--------
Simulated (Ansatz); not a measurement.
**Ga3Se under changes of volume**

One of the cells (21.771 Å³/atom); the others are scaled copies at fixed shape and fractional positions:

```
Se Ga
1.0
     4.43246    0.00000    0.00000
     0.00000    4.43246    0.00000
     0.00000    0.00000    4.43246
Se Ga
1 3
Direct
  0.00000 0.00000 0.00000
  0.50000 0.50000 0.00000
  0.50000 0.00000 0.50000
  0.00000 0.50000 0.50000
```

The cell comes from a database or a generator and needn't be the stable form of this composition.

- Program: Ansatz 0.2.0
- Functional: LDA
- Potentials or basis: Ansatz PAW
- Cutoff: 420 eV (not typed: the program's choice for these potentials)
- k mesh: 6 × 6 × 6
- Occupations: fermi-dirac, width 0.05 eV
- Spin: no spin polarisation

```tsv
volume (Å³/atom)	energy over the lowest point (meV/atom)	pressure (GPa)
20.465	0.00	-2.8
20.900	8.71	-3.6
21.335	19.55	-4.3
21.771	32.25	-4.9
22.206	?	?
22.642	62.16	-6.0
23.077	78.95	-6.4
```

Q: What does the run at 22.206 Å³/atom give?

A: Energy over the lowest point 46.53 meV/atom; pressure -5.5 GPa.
--------

- [Task item] Type out again, exactly as written, the lines from the beginning of the material through the one containing "Q: What does the run at 22.206 Å³/atom give?".

- [Your solution]
Simulated (Ansatz); not a measurement.
**Ga3Se under changes of volume**

One of the cells (21.771 Å³/atom); the others are scaled copies at fixed shape and fractional positions:

```
Se Ga
1.0
     4.43246    0.00000    0.00000
     0.00000    4.43246    0.00000
     0.00000    0.00000    4.43246
Se Ga
1 3
Direct
  0.00000 0.00000 0.00000
  0.50000 0.50000 0.00000
  0.50000 0.00000 0.50000
  0.00000 0.50000 0.50000
```

The cell comes from a database or a generator and needn't be the stable form of this composition.

- Program: Ansatz 0.2.0
- Functional: LDA
- Potentials or basis: Ansatz PAW
- Cutoff: 420 eV (not typed: the program's choice for these potentials)
- k mesh: 6 × 6 × 6
- Occupations: fermi-dirac, width 0.05 eV
- Spin: no spin polarisation

```tsv
volume (Å³/atom)	energy over the lowest point (meV/atom)	pressure (GPa)
20.465	0.00	-2.8
20.900	8.71	-3.6
21.335	19.55	-4.3
21.771	32.25	-4.9
22.206	?	?
22.642	62.16	-6.0
23.077	78.95	-6.4
```

Q: What does the run at 22.206 Å³/atom give?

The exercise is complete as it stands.